--

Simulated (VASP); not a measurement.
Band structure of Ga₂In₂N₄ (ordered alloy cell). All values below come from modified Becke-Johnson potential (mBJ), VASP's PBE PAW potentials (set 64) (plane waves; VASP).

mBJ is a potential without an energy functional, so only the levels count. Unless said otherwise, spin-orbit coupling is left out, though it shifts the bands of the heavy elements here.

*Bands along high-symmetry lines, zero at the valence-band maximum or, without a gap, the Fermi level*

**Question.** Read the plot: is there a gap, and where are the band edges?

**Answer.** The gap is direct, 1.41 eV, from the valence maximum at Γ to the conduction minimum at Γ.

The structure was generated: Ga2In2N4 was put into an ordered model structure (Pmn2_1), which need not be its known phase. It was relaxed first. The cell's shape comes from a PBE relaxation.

--

Each record above needs to be given again exactly as written.

Simulated (VASP); not a measurement.
Band structure of Ga₂In₂N₄ (ordered alloy cell). All values below come from modified Becke-Johnson potential (mBJ), VASP's PBE PAW potentials (set 64) (plane waves; VASP).

mBJ is a potential without an energy functional, so only the levels count. Unless said otherwise, spin-orbit coupling is left out, though it shifts the bands of the heavy elements here.

*Bands along high-symmetry lines, zero at the valence-band maximum or, without a gap, the Fermi level*

**Question.** Read the plot: is there a gap, and where are the band edges?

**Answer.** The gap is direct, 1.41 eV, from the valence maximum at Γ to the conduction minimum at Γ.

The structure was generated: Ga2In2N4 was put into an ordered model structure (Pmn2_1), which need not be its known phase. It was relaxed first. The cell's shape comes from a PBE relaxation.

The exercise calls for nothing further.